Work task | An exact reproduction of all entries is required.

Information |
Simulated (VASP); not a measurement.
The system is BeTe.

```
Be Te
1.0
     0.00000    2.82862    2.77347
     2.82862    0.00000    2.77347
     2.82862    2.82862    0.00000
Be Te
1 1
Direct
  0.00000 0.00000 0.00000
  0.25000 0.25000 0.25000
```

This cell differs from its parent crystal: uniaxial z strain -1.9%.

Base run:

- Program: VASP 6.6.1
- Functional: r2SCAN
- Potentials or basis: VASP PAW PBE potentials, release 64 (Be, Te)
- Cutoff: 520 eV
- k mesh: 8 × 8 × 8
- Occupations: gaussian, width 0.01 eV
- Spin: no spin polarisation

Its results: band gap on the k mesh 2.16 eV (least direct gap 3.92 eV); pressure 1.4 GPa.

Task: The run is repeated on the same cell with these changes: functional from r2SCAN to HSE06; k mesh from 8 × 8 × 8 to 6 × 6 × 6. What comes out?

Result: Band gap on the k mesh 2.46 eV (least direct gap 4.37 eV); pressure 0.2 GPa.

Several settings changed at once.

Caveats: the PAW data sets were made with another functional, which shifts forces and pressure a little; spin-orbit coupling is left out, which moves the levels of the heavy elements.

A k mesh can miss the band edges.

Task response |
Simulated (VASP); not a measurement.
The system is BeTe.

```
Be Te
1.0
     0.00000    2.82862    2.77347
     2.82862    0.00000    2.77347
     2.82862    2.82862    0.00000
Be Te
1 1
Direct
  0.00000 0.00000 0.00000
  0.25000 0.25000 0.25000
```

This cell differs from its parent crystal: uniaxial z strain -1.9%.

Base run:

- Program: VASP 6.6.1
- Functional: r2SCAN
- Potentials or basis: VASP PAW PBE potentials, release 64 (Be, Te)
- Cutoff: 520 eV
- k mesh: 8 × 8 × 8
- Occupations: gaussian, width 0.01 eV
- Spin: no spin polarisation

Its results: band gap on the k mesh 2.16 eV (least direct gap 3.92 eV); pressure 1.4 GPa.

Task: The run is repeated on the same cell with these changes: functional from r2SCAN to HSE06; k mesh from 8 × 8 × 8 to 6 × 6 × 6. What comes out?

Result: Band gap on the k mesh 2.46 eV (least direct gap 4.37 eV); pressure 0.2 GPa.

Several settings changed at once.

Caveats: the PAW data sets were made with another functional, which shifts forces and pressure a little; spin-orbit coupling is left out, which moves the levels of the heavy elements.

A k mesh can miss the band edges.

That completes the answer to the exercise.